[Provided data — start]
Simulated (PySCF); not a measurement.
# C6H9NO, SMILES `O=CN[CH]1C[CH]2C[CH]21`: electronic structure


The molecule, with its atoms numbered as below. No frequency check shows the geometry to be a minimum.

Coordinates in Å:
[Provided data — finish]

Task item » Could you write out all the records exactly, please?

Task result »
Simulated (PySCF); not a measurement.
# C6H9NO, SMILES `O=CN[CH]1C[CH]2C[CH]21`: electronic structure


The molecule, with its atoms numbered as below. No frequency check shows the geometry to be a minimum.

Coordinates in Å:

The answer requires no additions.